******

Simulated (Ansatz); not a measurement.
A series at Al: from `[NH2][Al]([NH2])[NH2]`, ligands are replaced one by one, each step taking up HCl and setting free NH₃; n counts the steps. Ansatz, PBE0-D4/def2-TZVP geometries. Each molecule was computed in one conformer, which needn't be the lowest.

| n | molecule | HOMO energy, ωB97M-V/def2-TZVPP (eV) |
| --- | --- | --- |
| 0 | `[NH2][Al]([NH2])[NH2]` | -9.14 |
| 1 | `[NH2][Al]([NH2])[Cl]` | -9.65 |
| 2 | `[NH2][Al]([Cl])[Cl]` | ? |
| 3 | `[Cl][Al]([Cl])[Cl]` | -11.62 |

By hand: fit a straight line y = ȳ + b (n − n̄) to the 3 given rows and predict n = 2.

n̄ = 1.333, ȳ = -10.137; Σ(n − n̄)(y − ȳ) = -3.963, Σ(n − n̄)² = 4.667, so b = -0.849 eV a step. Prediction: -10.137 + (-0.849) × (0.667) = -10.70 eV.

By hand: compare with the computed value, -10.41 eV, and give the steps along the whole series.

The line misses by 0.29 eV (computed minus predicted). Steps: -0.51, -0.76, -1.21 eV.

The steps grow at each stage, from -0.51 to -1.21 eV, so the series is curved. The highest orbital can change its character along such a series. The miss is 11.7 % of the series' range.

******

> _Requirement_
In the listing above, please copy exactly the lines from the first through the one that contains "By hand: fit", and no others.

> _Answer space_
Simulated (Ansatz); not a measurement.
A series at Al: from `[NH2][Al]([NH2])[NH2]`, ligands are replaced one by one, each step taking up HCl and setting free NH₃; n counts the steps. Ansatz, PBE0-D4/def2-TZVP geometries. Each molecule was computed in one conformer, which needn't be the lowest.

| n | molecule | HOMO energy, ωB97M-V/def2-TZVPP (eV) |
| --- | --- | --- |
| 0 | `[NH2][Al]([NH2])[NH2]` | -9.14 |
| 1 | `[NH2][Al]([NH2])[Cl]` | -9.65 |
| 2 | `[NH2][Al]([Cl])[Cl]` | ? |
| 3 | `[Cl][Al]([Cl])[Cl]` | -11.62 |

By hand: fit a straight line y = ȳ + b (n − n̄) to the 3 given rows and predict n = 2.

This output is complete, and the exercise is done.